» **EXTRACTED ENTRIES**
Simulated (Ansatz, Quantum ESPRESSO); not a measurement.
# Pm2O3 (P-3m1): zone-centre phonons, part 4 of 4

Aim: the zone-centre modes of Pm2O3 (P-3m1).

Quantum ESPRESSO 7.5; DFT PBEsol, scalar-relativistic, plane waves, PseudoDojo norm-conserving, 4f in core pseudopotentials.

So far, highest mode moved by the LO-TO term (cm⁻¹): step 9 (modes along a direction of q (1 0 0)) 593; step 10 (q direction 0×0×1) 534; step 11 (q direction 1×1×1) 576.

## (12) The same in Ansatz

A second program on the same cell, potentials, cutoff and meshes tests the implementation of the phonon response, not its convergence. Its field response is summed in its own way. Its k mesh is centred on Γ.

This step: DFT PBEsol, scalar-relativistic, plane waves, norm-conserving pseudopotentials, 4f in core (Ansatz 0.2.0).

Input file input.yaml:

» **WORK INSTRUCTION**
Each line of the listing has to be reproduced exactly.

» **ANSWER BOX**
Simulated (Ansatz, Quantum ESPRESSO); not a measurement.
# Pm2O3 (P-3m1): zone-centre phonons, part 4 of 4

Aim: the zone-centre modes of Pm2O3 (P-3m1).

Quantum ESPRESSO 7.5; DFT PBEsol, scalar-relativistic, plane waves, PseudoDojo norm-conserving, 4f in core pseudopotentials.

So far, highest mode moved by the LO-TO term (cm⁻¹): step 9 (modes along a direction of q (1 0 0)) 593; step 10 (q direction 0×0×1) 534; step 11 (q direction 1×1×1) 576.

## (12) The same in Ansatz

A second program on the same cell, potentials, cutoff and meshes tests the implementation of the phonon response, not its convergence. Its field response is summed in its own way. Its k mesh is centred on Γ.

This step: DFT PBEsol, scalar-relativistic, plane waves, norm-conserving pseudopotentials, 4f in core (Ansatz 0.2.0).

Input file input.yaml:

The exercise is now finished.